* _Work order_: Both the line below containing "and atoms |" and the line containing "spin polarisation |", along with every line between them, should be repeated exactly; no other line belongs in the answer.

* _Entries supplied_:
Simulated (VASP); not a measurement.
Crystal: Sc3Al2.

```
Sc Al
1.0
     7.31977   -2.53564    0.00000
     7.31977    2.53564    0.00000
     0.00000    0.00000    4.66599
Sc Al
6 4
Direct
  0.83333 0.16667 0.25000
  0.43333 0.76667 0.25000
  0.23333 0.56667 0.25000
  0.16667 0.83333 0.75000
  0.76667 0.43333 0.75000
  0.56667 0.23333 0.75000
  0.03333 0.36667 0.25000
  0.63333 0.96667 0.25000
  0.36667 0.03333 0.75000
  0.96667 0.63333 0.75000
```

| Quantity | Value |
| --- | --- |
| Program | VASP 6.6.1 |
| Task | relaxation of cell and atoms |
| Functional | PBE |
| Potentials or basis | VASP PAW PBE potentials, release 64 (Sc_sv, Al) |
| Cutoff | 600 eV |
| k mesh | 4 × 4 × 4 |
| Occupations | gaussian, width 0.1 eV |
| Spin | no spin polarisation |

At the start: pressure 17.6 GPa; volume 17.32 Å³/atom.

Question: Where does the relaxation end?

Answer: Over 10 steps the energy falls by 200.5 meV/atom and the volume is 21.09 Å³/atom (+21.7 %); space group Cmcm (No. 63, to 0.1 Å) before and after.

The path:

* _Task response_:
| Task | relaxation of cell and atoms |
| Functional | PBE |
| Potentials or basis | VASP PAW PBE potentials, release 64 (Sc_sv, Al) |
| Cutoff | 600 eV |
| k mesh | 4 × 4 × 4 |
| Occupations | gaussian, width 0.1 eV |
| Spin | no spin polarisation |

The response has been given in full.